- Opening Delimiter -

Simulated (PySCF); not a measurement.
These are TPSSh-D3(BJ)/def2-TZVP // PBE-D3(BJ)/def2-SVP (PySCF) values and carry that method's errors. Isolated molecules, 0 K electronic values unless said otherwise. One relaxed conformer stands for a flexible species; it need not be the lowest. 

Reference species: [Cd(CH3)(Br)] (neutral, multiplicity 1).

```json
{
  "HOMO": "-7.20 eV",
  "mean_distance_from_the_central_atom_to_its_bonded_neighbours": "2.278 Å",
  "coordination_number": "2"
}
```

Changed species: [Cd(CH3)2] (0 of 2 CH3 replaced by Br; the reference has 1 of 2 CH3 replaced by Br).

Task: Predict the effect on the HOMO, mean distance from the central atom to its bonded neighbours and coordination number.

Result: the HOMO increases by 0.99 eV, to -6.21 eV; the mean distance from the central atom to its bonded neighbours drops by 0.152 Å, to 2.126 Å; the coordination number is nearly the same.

- Closing Delimiter -

ACTIVITY:
Output the data exactly, from the first line through the line that holds "Task: Predict the", so that no later line appears.

EXPECTED ANSWER:
Simulated (PySCF); not a measurement.
These are TPSSh-D3(BJ)/def2-TZVP // PBE-D3(BJ)/def2-SVP (PySCF) values and carry that method's errors. Isolated molecules, 0 K electronic values unless said otherwise. One relaxed conformer stands for a flexible species; it need not be the lowest. 

Reference species: [Cd(CH3)(Br)] (neutral, multiplicity 1).

```json
{
  "HOMO": "-7.20 eV",
  "mean_distance_from_the_central_atom_to_its_bonded_neighbours": "2.278 Å",
  "coordination_number": "2"
}
```

Changed species: [Cd(CH3)2] (0 of 2 CH3 replaced by Br; the reference has 1 of 2 CH3 replaced by Br).

Task: Predict the effect on the HOMO, mean distance from the central atom to its bonded neighbours and coordination number.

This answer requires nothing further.